• _Extracted records_
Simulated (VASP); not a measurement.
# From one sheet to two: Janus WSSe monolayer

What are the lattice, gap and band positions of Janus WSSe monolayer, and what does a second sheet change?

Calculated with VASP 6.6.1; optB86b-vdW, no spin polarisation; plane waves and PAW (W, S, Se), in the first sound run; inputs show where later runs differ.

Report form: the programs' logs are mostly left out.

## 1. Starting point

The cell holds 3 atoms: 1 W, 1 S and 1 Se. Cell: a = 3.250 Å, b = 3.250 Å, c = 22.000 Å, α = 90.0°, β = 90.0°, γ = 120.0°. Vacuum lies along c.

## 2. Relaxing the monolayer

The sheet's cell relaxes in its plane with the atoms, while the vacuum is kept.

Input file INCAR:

• _Task item_
All entries above should be duplicated exactly, none omitted.

• _Written reply_
Simulated (VASP); not a measurement.
# From one sheet to two: Janus WSSe monolayer

What are the lattice, gap and band positions of Janus WSSe monolayer, and what does a second sheet change?

Calculated with VASP 6.6.1; optB86b-vdW, no spin polarisation; plane waves and PAW (W, S, Se), in the first sound run; inputs show where later runs differ.

Report form: the programs' logs are mostly left out.

## 1. Starting point

The cell holds 3 atoms: 1 W, 1 S and 1 Se. Cell: a = 3.250 Å, b = 3.250 Å, c = 22.000 Å, α = 90.0°, β = 90.0°, γ = 120.0°. Vacuum lies along c.

## 2. Relaxing the monolayer

The sheet's cell relaxes in its plane with the atoms, while the vacuum is kept.

Input file INCAR:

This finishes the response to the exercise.